§ Dataset excerpts
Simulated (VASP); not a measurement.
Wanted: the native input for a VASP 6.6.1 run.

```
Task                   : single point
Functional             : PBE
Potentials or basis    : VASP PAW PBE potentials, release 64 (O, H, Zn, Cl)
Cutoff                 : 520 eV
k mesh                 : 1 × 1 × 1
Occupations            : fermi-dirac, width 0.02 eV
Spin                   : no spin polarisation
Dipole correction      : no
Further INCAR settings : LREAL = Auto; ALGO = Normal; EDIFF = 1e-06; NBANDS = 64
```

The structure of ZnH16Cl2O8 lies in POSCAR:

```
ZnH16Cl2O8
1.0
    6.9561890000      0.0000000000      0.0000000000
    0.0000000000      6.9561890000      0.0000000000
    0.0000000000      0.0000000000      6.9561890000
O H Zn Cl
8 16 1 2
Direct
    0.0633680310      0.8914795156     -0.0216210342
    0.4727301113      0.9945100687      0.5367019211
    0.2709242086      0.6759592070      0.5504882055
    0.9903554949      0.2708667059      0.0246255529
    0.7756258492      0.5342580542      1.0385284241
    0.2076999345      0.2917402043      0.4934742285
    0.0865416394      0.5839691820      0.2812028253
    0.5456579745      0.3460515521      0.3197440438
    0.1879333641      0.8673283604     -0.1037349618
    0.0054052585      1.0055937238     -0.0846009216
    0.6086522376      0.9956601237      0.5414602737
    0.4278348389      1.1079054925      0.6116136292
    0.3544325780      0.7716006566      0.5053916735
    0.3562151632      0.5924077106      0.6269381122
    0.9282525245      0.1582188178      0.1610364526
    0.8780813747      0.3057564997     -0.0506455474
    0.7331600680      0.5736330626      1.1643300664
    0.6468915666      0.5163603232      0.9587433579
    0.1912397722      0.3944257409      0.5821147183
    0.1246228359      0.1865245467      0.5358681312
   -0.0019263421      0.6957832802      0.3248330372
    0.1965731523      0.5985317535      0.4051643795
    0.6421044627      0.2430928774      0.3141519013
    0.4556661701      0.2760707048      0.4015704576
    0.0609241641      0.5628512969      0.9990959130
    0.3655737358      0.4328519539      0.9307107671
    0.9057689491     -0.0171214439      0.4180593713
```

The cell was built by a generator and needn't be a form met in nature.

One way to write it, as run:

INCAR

§ Work instruction
Each line between the start of the listing above and the line containing "The cell was", with both ends counted, is to be set down unchanged.

§ Response box
Simulated (VASP); not a measurement.
Wanted: the native input for a VASP 6.6.1 run.

```
Task                   : single point
Functional             : PBE
Potentials or basis    : VASP PAW PBE potentials, release 64 (O, H, Zn, Cl)
Cutoff                 : 520 eV
k mesh                 : 1 × 1 × 1
Occupations            : fermi-dirac, width 0.02 eV
Spin                   : no spin polarisation
Dipole correction      : no
Further INCAR settings : LREAL = Auto; ALGO = Normal; EDIFF = 1e-06; NBANDS = 64
```

The structure of ZnH16Cl2O8 lies in POSCAR:

```
ZnH16Cl2O8
1.0
    6.9561890000      0.0000000000      0.0000000000
    0.0000000000      6.9561890000      0.0000000000
    0.0000000000      0.0000000000      6.9561890000
O H Zn Cl
8 16 1 2
Direct
    0.0633680310      0.8914795156     -0.0216210342
    0.4727301113      0.9945100687      0.5367019211
    0.2709242086      0.6759592070      0.5504882055
    0.9903554949      0.2708667059      0.0246255529
    0.7756258492      0.5342580542      1.0385284241
    0.2076999345      0.2917402043      0.4934742285
    0.0865416394      0.5839691820      0.2812028253
    0.5456579745      0.3460515521      0.3197440438
    0.1879333641      0.8673283604     -0.1037349618
    0.0054052585      1.0055937238     -0.0846009216
    0.6086522376      0.9956601237      0.5414602737
    0.4278348389      1.1079054925      0.6116136292
    0.3544325780      0.7716006566      0.5053916735
    0.3562151632      0.5924077106      0.6269381122
    0.9282525245      0.1582188178      0.1610364526
    0.8780813747      0.3057564997     -0.0506455474
    0.7331600680      0.5736330626      1.1643300664
    0.6468915666      0.5163603232      0.9587433579
    0.1912397722      0.3944257409      0.5821147183
    0.1246228359      0.1865245467      0.5358681312
   -0.0019263421      0.6957832802      0.3248330372
    0.1965731523      0.5985317535      0.4051643795
    0.6421044627      0.2430928774      0.3141519013
    0.4556661701      0.2760707048      0.4015704576
    0.0609241641      0.5628512969      0.9990959130
    0.3655737358      0.4328519539      0.9307107671
    0.9057689491     -0.0171214439      0.4180593713
```

The cell was built by a generator and needn't be a form met in nature.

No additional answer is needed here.